■ ■ ■ ■ ■ ■ ■

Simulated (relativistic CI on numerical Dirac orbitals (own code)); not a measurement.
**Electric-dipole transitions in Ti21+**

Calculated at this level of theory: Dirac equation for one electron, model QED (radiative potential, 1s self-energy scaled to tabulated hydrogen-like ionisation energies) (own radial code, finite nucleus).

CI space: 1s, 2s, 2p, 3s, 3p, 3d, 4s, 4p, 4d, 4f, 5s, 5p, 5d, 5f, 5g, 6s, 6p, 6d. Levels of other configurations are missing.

■ ■ ■ ■ ■ ■ ■

ACTION ITEM: Each entry must appear in the reply exactly as written.

EXERCISE RESPONSE:
Simulated (relativistic CI on numerical Dirac orbitals (own code)); not a measurement.
**Electric-dipole transitions in Ti21+**

Calculated at this level of theory: Dirac equation for one electron, model QED (radiative potential, 1s self-energy scaled to tabulated hydrogen-like ionisation energies) (own radial code, finite nucleus).

CI space: 1s, 2s, 2p, 3s, 3p, 3d, 4s, 4p, 4d, 4f, 5s, 5p, 5d, 5f, 5g, 6s, 6p, 6d. Levels of other configurations are missing.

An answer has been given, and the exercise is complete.